WORK REQUEST:
Take the entries below and print, exactly, the stretch from the line containing "Occupations: gaussian, width 0.01 eV" through the line containing "Result: Band gap", both included.

= Beginning of Section =
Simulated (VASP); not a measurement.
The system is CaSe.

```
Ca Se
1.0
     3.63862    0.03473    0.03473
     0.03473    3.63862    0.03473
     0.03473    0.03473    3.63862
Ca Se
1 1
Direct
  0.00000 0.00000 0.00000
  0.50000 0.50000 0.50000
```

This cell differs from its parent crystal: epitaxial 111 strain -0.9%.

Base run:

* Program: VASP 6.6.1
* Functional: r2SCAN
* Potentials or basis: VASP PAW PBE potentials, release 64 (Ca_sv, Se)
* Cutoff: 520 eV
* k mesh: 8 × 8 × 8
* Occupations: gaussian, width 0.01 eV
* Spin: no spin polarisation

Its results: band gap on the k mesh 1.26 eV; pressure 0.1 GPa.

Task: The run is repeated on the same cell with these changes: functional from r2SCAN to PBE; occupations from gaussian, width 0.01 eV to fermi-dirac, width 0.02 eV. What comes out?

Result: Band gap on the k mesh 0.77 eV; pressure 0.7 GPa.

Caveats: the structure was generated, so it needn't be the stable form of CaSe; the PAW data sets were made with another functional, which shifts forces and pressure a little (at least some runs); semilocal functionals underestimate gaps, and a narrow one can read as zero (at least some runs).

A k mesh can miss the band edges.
= End of Section =

WRITTEN ANSWER:
* Occupations: gaussian, width 0.01 eV
* Spin: no spin polarisation

Its results: band gap on the k mesh 1.26 eV; pressure 0.1 GPa.

Task: The run is repeated on the same cell with these changes: functional from r2SCAN to PBE; occupations from gaussian, width 0.01 eV to fermi-dirac, width 0.02 eV. What comes out?

Result: Band gap on the k mesh 0.77 eV; pressure 0.7 GPa.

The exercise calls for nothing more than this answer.